── SUPPLIED MATERIAL
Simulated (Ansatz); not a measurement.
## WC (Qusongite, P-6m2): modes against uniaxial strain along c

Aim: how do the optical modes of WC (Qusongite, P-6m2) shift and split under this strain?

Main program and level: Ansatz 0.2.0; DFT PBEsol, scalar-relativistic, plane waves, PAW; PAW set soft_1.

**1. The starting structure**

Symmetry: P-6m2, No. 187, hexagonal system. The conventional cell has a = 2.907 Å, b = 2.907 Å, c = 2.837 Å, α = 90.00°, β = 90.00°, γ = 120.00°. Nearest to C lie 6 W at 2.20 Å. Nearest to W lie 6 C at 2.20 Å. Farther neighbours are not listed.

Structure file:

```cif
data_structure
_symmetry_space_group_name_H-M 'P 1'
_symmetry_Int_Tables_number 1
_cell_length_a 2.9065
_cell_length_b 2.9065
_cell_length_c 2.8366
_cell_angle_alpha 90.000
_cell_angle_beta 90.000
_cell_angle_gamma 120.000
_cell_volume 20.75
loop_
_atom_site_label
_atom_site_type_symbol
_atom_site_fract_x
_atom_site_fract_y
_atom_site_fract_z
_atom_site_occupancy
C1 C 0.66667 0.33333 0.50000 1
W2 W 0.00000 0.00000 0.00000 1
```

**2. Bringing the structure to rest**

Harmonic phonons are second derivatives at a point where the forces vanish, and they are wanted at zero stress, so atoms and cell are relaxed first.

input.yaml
────

EXERCISE>
Look above for the line with "structure to rest**" and the line with "Harmonic phonons are"; transcribe both and all lines in between, exactly, and nothing else.

EXERCISE SOLUTION>
**2. Bringing the structure to rest**

Harmonic phonons are second derivatives at a point where the forces vanish, and they are wanted at zero stress, so atoms and cell are relaxed first.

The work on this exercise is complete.